Supplied material:
----------

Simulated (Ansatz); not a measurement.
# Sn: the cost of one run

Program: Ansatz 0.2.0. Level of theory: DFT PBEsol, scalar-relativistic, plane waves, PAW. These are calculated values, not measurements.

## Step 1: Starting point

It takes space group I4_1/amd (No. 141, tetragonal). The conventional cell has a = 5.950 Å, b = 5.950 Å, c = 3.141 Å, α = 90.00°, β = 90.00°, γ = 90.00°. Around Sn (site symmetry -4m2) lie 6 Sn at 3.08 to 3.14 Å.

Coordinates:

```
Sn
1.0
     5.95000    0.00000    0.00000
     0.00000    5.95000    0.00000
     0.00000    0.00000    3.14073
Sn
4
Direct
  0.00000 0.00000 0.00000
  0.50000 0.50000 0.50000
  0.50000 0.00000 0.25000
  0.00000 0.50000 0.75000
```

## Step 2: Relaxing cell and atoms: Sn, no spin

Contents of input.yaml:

----------

Required action: The records are to be retyped exactly. No line may be skipped.

Exercise solution:
Simulated (Ansatz); not a measurement.
# Sn: the cost of one run

Program: Ansatz 0.2.0. Level of theory: DFT PBEsol, scalar-relativistic, plane waves, PAW. These are calculated values, not measurements.

## Step 1: Starting point

It takes space group I4_1/amd (No. 141, tetragonal). The conventional cell has a = 5.950 Å, b = 5.950 Å, c = 3.141 Å, α = 90.00°, β = 90.00°, γ = 90.00°. Around Sn (site symmetry -4m2) lie 6 Sn at 3.08 to 3.14 Å.

Coordinates:

```
Sn
1.0
     5.95000    0.00000    0.00000
     0.00000    5.95000    0.00000
     0.00000    0.00000    3.14073
Sn
4
Direct
  0.00000 0.00000 0.00000
  0.50000 0.50000 0.50000
  0.50000 0.00000 0.25000
  0.00000 0.50000 0.75000
```

## Step 2: Relaxing cell and atoms: Sn, no spin

Contents of input.yaml:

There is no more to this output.